Up to and including the line containing "measured | A | B | C |", set down each line of the entries below exactly, starting from the first, and leave out the rest.

= = = = =

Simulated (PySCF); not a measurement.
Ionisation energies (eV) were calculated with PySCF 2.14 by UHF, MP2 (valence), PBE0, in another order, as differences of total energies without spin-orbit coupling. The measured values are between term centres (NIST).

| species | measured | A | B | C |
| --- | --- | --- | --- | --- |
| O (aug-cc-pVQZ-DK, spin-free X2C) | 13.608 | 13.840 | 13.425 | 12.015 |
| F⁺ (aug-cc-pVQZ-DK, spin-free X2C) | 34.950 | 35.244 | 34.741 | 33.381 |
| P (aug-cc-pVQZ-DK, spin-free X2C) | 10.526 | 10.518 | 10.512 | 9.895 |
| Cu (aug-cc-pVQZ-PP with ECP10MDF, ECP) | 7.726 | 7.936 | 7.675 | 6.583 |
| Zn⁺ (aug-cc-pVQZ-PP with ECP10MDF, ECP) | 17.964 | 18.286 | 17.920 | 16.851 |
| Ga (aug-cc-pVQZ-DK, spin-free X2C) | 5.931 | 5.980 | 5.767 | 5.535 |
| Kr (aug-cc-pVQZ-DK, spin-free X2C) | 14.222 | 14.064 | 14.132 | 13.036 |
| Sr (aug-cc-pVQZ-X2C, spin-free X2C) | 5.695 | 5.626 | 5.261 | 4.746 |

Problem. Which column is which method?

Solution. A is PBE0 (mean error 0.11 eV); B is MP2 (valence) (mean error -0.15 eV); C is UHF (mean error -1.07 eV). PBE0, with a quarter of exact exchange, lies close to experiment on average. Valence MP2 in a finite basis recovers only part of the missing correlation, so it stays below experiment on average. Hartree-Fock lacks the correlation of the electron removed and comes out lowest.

= = = = =

__Answer space__
Simulated (PySCF); not a measurement.
Ionisation energies (eV) were calculated with PySCF 2.14 by UHF, MP2 (valence), PBE0, in another order, as differences of total energies without spin-orbit coupling. The measured values are between term centres (NIST).

| species | measured | A | B | C |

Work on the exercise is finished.